• [Activity] Nothing but the lines from the top of the following entries through the line with "Cell a = 10.1280" should be printed, exactly as they are.

====

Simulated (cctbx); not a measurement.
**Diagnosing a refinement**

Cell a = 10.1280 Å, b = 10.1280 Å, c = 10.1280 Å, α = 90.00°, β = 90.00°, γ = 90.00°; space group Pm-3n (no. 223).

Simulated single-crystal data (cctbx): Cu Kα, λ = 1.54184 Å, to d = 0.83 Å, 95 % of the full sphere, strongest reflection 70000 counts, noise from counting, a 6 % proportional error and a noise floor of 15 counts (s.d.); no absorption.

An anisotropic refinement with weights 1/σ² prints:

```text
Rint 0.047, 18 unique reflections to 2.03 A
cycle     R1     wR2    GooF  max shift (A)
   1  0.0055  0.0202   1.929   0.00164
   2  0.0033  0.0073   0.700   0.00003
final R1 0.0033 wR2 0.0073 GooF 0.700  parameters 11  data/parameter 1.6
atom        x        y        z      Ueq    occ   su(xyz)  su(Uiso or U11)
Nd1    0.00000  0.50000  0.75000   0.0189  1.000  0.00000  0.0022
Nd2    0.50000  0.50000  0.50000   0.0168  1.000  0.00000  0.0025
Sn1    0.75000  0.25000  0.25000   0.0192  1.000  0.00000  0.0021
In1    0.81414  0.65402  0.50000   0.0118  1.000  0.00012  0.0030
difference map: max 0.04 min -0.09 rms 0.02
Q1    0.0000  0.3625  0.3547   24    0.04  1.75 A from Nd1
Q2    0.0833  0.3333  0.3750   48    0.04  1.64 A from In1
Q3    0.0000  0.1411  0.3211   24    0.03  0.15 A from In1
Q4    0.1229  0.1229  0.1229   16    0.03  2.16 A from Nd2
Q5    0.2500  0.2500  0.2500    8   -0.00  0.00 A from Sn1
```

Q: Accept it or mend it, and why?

====

• [Task response]
Simulated (cctbx); not a measurement.
**Diagnosing a refinement**

Cell a = 10.1280 Å, b = 10.1280 Å, c = 10.1280 Å, α = 90.00°, β = 90.00°, γ = 90.00°; space group Pm-3n (no. 223).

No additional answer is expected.